====================

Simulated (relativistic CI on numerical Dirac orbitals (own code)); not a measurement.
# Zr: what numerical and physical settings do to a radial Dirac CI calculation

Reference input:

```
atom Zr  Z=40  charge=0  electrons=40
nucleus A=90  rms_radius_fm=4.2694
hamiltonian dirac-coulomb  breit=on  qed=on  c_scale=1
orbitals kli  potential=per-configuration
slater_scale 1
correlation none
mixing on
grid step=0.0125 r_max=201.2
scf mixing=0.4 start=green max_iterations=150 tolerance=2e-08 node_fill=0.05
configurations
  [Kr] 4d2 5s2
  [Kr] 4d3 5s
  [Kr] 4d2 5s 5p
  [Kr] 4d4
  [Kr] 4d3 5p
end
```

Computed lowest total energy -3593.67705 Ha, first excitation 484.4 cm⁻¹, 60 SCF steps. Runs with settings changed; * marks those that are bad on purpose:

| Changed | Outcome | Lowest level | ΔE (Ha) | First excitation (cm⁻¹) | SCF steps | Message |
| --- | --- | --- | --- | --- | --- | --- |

====================

From the material above, retype precisely the lines between the line holding "# Zr: what numerical" and the line holding "steps | Message |", inclusive, and nothing beyond them.

## Task result
# Zr: what numerical and physical settings do to a radial Dirac CI calculation

Reference input:

```
atom Zr  Z=40  charge=0  electrons=40
nucleus A=90  rms_radius_fm=4.2694
hamiltonian dirac-coulomb  breit=on  qed=on  c_scale=1
orbitals kli  potential=per-configuration
slater_scale 1
correlation none
mixing on
grid step=0.0125 r_max=201.2
scf mixing=0.4 start=green max_iterations=150 tolerance=2e-08 node_fill=0.05
configurations
  [Kr] 4d2 5s2
  [Kr] 4d3 5s
  [Kr] 4d2 5s 5p
  [Kr] 4d4
  [Kr] 4d3 5p
end
```

Computed lowest total energy -3593.67705 Ha, first excitation 484.4 cm⁻¹, 60 SCF steps. Runs with settings changed; * marks those that are bad on purpose:

| Changed | Outcome | Lowest level | ΔE (Ha) | First excitation (cm⁻¹) | SCF steps | Message |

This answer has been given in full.